• _WORK INSTRUCTION_
After locating "Question. Where does" in the listing below, copy that line and each one after it exactly, ending with the line that has "Answer. 7.84 eV".

——————————
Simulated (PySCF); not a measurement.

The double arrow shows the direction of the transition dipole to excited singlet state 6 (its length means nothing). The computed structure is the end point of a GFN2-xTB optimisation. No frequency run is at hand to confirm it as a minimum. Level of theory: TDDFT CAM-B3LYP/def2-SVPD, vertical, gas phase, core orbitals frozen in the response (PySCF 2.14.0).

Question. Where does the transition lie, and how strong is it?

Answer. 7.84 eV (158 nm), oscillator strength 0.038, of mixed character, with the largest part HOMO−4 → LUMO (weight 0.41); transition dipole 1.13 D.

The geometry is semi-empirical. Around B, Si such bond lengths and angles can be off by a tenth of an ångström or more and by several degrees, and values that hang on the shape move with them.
——————————

• _EXERCISE RESULT_
Question. Where does the transition lie, and how strong is it?

Answer. 7.84 eV (158 nm), oscillator strength 0.038, of mixed character, with the largest part HOMO−4 → LUMO (weight 0.41); transition dipole 1.13 D.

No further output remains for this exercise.